Assignment
Look through the records below for the line holding "So far, highest". Write it out exactly, with each following line through the line holding "The cell differs".

=== Begin Enclosure ===

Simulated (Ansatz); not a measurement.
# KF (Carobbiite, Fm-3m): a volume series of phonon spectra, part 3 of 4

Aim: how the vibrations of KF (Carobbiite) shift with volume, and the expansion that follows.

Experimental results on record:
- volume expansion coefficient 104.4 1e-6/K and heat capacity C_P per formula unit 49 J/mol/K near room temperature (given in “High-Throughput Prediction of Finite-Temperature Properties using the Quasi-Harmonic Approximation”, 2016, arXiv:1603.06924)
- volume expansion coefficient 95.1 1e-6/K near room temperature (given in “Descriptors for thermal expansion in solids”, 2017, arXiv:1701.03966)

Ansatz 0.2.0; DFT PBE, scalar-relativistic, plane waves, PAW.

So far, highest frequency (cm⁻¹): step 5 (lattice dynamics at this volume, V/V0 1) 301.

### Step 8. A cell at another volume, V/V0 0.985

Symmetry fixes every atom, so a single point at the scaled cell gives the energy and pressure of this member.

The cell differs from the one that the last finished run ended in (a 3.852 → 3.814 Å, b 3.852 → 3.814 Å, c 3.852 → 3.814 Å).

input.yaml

=== End Enclosure ===

Exercise result
So far, highest frequency (cm⁻¹): step 5 (lattice dynamics at this volume, V/V0 1) 301.

### Step 8. A cell at another volume, V/V0 0.985

Symmetry fixes every atom, so a single point at the scaled cell gives the energy and pressure of this member.

The cell differs from the one that the last finished run ended in (a 3.852 → 3.814 Å, b 3.852 → 3.814 Å, c 3.852 → 3.814 Å).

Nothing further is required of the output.